• [Assignment]: Every record should be written out again in full, with no character altered.

• [Information]:
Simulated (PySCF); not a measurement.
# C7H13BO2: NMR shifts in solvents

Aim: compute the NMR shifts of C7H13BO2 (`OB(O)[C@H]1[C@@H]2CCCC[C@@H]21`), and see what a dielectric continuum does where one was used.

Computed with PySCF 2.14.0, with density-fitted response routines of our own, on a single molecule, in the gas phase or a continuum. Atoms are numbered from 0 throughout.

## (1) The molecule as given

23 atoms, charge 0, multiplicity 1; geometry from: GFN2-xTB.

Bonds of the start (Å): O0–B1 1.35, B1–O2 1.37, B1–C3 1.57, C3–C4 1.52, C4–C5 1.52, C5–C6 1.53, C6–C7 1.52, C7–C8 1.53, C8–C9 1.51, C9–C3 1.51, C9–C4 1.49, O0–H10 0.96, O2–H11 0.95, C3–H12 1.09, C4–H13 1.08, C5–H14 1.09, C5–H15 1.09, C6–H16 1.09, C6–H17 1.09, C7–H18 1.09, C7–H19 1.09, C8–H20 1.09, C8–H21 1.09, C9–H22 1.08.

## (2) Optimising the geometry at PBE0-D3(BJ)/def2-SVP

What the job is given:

• [Exercise solution]:
Simulated (PySCF); not a measurement.
# C7H13BO2: NMR shifts in solvents

Aim: compute the NMR shifts of C7H13BO2 (`OB(O)[C@H]1[C@@H]2CCCC[C@@H]21`), and see what a dielectric continuum does where one was used.

Computed with PySCF 2.14.0, with density-fitted response routines of our own, on a single molecule, in the gas phase or a continuum. Atoms are numbered from 0 throughout.

## (1) The molecule as given

23 atoms, charge 0, multiplicity 1; geometry from: GFN2-xTB.

Bonds of the start (Å): O0–B1 1.35, B1–O2 1.37, B1–C3 1.57, C3–C4 1.52, C4–C5 1.52, C5–C6 1.53, C6–C7 1.52, C7–C8 1.53, C8–C9 1.51, C9–C3 1.51, C9–C4 1.49, O0–H10 0.96, O2–H11 0.95, C3–H12 1.09, C4–H13 1.08, C5–H14 1.09, C5–H15 1.09, C6–H16 1.09, C6–H17 1.09, C7–H18 1.09, C7–H19 1.09, C8–H20 1.09, C8–H21 1.09, C9–H22 1.08.

## (2) Optimising the geometry at PBE0-D3(BJ)/def2-SVP

What the job is given:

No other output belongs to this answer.